WORK REQUEST | Word for word, please restate the lines from the beginning of the data through the line in which "none | 0.8 |" appears.

##### DATASET #####

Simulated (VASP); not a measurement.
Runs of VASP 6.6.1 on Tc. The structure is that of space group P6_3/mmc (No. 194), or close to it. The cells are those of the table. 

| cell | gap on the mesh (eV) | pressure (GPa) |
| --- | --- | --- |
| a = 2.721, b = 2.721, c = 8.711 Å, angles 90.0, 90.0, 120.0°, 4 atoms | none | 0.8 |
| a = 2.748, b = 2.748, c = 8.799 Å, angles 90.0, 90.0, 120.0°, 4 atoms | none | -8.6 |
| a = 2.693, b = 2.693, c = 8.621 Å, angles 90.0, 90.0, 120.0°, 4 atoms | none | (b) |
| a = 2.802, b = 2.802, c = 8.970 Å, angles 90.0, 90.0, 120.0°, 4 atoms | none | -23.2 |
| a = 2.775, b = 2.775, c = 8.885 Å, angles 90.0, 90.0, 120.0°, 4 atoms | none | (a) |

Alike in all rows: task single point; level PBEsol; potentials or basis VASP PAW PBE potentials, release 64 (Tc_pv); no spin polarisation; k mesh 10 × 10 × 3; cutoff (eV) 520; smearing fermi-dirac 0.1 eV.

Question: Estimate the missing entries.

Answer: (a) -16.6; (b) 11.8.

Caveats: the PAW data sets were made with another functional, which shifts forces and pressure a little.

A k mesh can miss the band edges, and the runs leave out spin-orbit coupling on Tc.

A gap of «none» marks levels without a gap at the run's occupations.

#####

WRITTEN SOLUTION |
Simulated (VASP); not a measurement.
Runs of VASP 6.6.1 on Tc. The structure is that of space group P6_3/mmc (No. 194), or close to it. The cells are those of the table. 

| cell | gap on the mesh (eV) | pressure (GPa) |
| --- | --- | --- |
| a = 2.721, b = 2.721, c = 8.711 Å, angles 90.0, 90.0, 120.0°, 4 atoms | none | 0.8 |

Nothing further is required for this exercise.